:: WORK ITEM ::
All entries below are to be copied precisely as they appear.

----- PROVIDED DATA -----

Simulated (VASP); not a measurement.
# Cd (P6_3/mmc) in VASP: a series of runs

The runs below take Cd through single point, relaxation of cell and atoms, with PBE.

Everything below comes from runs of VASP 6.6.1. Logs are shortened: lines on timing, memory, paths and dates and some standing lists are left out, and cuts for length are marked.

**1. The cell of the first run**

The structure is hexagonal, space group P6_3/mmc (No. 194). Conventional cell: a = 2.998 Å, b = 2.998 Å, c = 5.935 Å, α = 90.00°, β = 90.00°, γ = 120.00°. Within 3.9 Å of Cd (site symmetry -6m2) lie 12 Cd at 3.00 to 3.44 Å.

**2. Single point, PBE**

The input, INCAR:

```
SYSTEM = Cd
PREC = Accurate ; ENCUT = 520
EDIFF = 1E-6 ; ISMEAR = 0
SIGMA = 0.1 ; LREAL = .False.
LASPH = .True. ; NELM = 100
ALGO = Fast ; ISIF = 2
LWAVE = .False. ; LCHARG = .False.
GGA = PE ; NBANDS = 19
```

-----

:: WRITTEN ANSWER ::
Simulated (VASP); not a measurement.
# Cd (P6_3/mmc) in VASP: a series of runs

The runs below take Cd through single point, relaxation of cell and atoms, with PBE.

Everything below comes from runs of VASP 6.6.1. Logs are shortened: lines on timing, memory, paths and dates and some standing lists are left out, and cuts for length are marked.

**1. The cell of the first run**

The structure is hexagonal, space group P6_3/mmc (No. 194). Conventional cell: a = 2.998 Å, b = 2.998 Å, c = 5.935 Å, α = 90.00°, β = 90.00°, γ = 120.00°. Within 3.9 Å of Cd (site symmetry -6m2) lie 12 Cd at 3.00 to 3.44 Å.

**2. Single point, PBE**

The input, INCAR:

```
SYSTEM = Cd
PREC = Accurate ; ENCUT = 520
EDIFF = 1E-6 ; ISMEAR = 0
SIGMA = 0.1 ; LREAL = .False.
LASPH = .True. ; NELM = 100
ALGO = Fast ; ISIF = 2
LWAVE = .False. ; LCHARG = .False.
GGA = PE ; NBANDS = 19
```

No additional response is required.